> **Work task**
The answer should contain every entry below, copied exactly.

> **Data for review**
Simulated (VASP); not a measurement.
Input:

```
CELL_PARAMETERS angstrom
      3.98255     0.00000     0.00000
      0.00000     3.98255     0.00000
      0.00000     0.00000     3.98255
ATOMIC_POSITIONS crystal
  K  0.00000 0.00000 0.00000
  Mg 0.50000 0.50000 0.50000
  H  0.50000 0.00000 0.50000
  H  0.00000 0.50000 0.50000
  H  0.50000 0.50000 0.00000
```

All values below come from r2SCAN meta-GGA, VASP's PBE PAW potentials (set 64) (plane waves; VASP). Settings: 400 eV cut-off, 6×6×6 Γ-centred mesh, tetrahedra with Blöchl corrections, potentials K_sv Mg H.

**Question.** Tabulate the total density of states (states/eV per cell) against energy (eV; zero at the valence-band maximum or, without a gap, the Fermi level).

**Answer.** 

> **Result**
Simulated (VASP); not a measurement.
Input:

```
CELL_PARAMETERS angstrom
      3.98255     0.00000     0.00000
      0.00000     3.98255     0.00000
      0.00000     0.00000     3.98255
ATOMIC_POSITIONS crystal
  K  0.00000 0.00000 0.00000
  Mg 0.50000 0.50000 0.50000
  H  0.50000 0.00000 0.50000
  H  0.00000 0.50000 0.50000
  H  0.50000 0.50000 0.00000
```

All values below come from r2SCAN meta-GGA, VASP's PBE PAW potentials (set 64) (plane waves; VASP). Settings: 400 eV cut-off, 6×6×6 Γ-centred mesh, tetrahedra with Blöchl corrections, potentials K_sv Mg H.

**Question.** Tabulate the total density of states (states/eV per cell) against energy (eV; zero at the valence-band maximum or, without a gap, the Fermi level).

**Answer.** 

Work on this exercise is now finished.